Data excerpts.
* * * *

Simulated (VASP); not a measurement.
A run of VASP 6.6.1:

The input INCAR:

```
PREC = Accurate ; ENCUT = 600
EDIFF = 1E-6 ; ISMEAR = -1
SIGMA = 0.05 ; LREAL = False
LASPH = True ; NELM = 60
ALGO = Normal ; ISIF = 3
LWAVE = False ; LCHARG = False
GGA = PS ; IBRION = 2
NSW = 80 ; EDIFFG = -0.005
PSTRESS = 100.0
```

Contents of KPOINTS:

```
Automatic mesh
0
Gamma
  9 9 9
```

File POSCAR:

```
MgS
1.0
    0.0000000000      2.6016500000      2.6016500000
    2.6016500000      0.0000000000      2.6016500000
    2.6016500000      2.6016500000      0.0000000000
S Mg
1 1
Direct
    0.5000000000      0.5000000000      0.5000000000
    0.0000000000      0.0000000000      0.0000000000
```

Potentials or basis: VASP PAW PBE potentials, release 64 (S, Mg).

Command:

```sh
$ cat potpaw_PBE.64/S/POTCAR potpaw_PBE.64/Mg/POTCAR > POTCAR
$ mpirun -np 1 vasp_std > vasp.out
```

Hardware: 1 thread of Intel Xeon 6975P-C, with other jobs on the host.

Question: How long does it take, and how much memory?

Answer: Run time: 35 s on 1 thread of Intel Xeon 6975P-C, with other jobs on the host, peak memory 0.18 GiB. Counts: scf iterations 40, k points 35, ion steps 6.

* * * *

Work instruction. Reproduce only the lines above spanning from the line containing "Potentials or basis: VASP" through the line containing "Question: How long", word for word.

Response box.
Potentials or basis: VASP PAW PBE potentials, release 64 (S, Mg).

Command:

```sh
$ cat potpaw_PBE.64/S/POTCAR potpaw_PBE.64/Mg/POTCAR > POTCAR
$ mpirun -np 1 vasp_std > vasp.out
```

Hardware: 1 thread of Intel Xeon 6975P-C, with other jobs on the host.

Question: How long does it take, and how much memory?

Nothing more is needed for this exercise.